= Assigned task =
Reproduce the entire listing below verbatim.

= Recorded information =
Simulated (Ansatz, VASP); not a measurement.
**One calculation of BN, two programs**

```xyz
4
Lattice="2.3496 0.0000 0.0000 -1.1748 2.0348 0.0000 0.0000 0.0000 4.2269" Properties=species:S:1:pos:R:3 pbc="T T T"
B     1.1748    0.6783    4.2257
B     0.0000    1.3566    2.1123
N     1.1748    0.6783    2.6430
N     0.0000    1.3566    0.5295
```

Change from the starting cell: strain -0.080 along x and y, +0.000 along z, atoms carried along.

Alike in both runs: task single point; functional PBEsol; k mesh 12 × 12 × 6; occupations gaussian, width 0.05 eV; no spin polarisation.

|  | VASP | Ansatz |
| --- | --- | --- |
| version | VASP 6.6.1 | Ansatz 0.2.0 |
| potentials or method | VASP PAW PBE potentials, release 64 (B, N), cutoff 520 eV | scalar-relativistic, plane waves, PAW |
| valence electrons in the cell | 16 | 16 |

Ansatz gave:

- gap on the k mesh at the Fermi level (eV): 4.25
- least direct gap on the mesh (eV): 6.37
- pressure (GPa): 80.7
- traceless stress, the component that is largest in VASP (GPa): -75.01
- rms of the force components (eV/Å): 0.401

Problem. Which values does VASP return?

= Exercise answer =
Simulated (Ansatz, VASP); not a measurement.
**One calculation of BN, two programs**

```xyz
4
Lattice="2.3496 0.0000 0.0000 -1.1748 2.0348 0.0000 0.0000 0.0000 4.2269" Properties=species:S:1:pos:R:3 pbc="T T T"
B     1.1748    0.6783    4.2257
B     0.0000    1.3566    2.1123
N     1.1748    0.6783    2.6430
N     0.0000    1.3566    0.5295
```

Change from the starting cell: strain -0.080 along x and y, +0.000 along z, atoms carried along.

Alike in both runs: task single point; functional PBEsol; k mesh 12 × 12 × 6; occupations gaussian, width 0.05 eV; no spin polarisation.

|  | VASP | Ansatz |
| --- | --- | --- |
| version | VASP 6.6.1 | Ansatz 0.2.0 |
| potentials or method | VASP PAW PBE potentials, release 64 (B, N), cutoff 520 eV | scalar-relativistic, plane waves, PAW |
| valence electrons in the cell | 16 | 16 |

Ansatz gave:

- gap on the k mesh at the Fermi level (eV): 4.25
- least direct gap on the mesh (eV): 6.37
- pressure (GPa): 80.7
- traceless stress, the component that is largest in VASP (GPa): -75.01
- rms of the force components (eV/Å): 0.401

Problem. Which values does VASP return?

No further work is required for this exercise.